Information shown -
=== Section Start ===

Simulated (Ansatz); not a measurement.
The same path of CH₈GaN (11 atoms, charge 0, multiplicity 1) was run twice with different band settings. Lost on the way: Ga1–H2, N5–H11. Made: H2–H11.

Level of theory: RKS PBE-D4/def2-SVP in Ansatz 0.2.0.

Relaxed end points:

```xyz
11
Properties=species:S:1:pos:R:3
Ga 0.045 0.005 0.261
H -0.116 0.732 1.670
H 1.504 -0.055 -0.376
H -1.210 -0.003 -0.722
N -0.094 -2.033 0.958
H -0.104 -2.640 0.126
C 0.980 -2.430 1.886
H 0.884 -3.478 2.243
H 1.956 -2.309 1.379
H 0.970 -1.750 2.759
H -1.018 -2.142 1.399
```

=== Section End ===

Work order - Each entry must be reproduced exactly, with nothing added or dropped.

Written reply -
Simulated (Ansatz); not a measurement.
The same path of CH₈GaN (11 atoms, charge 0, multiplicity 1) was run twice with different band settings. Lost on the way: Ga1–H2, N5–H11. Made: H2–H11.

Level of theory: RKS PBE-D4/def2-SVP in Ansatz 0.2.0.

Relaxed end points:

```xyz
11
Properties=species:S:1:pos:R:3
Ga 0.045 0.005 0.261
H -0.116 0.732 1.670
H 1.504 -0.055 -0.376
H -1.210 -0.003 -0.722
N -0.094 -2.033 0.958
H -0.104 -2.640 0.126
C 0.980 -2.430 1.886
H 0.884 -3.478 2.243
H 1.956 -2.309 1.379
H 0.970 -1.750 2.759
H -1.018 -2.142 1.399
```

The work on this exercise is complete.